- Brief: Every entry below is to be copied exactly, with nothing omitted.

***** Available data *****

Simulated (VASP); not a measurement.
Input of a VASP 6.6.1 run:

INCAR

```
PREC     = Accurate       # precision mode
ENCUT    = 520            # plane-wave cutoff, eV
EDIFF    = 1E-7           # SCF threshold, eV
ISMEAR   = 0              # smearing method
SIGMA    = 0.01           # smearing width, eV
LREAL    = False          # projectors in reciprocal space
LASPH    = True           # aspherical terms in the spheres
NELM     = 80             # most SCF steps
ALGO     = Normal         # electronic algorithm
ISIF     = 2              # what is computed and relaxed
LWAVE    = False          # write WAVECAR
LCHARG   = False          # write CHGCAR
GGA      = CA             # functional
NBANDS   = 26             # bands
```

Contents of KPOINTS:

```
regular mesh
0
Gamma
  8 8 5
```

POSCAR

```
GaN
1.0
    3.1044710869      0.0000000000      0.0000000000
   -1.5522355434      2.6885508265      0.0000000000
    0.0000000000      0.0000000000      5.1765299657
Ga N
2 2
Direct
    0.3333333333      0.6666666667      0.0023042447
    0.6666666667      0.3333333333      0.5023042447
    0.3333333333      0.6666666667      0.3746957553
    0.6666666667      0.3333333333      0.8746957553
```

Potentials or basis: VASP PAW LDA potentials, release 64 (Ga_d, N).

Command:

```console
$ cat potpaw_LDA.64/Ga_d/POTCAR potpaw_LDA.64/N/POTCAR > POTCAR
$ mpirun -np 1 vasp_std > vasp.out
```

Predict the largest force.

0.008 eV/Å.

*****

- Exercise solution:
Simulated (VASP); not a measurement.
Input of a VASP 6.6.1 run:

INCAR

```
PREC     = Accurate       # precision mode
ENCUT    = 520            # plane-wave cutoff, eV
EDIFF    = 1E-7           # SCF threshold, eV
ISMEAR   = 0              # smearing method
SIGMA    = 0.01           # smearing width, eV
LREAL    = False          # projectors in reciprocal space
LASPH    = True           # aspherical terms in the spheres
NELM     = 80             # most SCF steps
ALGO     = Normal         # electronic algorithm
ISIF     = 2              # what is computed and relaxed
LWAVE    = False          # write WAVECAR
LCHARG   = False          # write CHGCAR
GGA      = CA             # functional
NBANDS   = 26             # bands
```

Contents of KPOINTS:

```
regular mesh
0
Gamma
  8 8 5
```

POSCAR

```
GaN
1.0
    3.1044710869      0.0000000000      0.0000000000
   -1.5522355434      2.6885508265      0.0000000000
    0.0000000000      0.0000000000      5.1765299657
Ga N
2 2
Direct
    0.3333333333      0.6666666667      0.0023042447
    0.6666666667      0.3333333333      0.5023042447
    0.3333333333      0.6666666667      0.3746957553
    0.6666666667      0.3333333333      0.8746957553
```

Potentials or basis: VASP PAW LDA potentials, release 64 (Ga_d, N).

Command:

```console
$ cat potpaw_LDA.64/Ga_d/POTCAR potpaw_LDA.64/N/POTCAR > POTCAR
$ mpirun -np 1 vasp_std > vasp.out
```

Predict the largest force.

0.008 eV/Å.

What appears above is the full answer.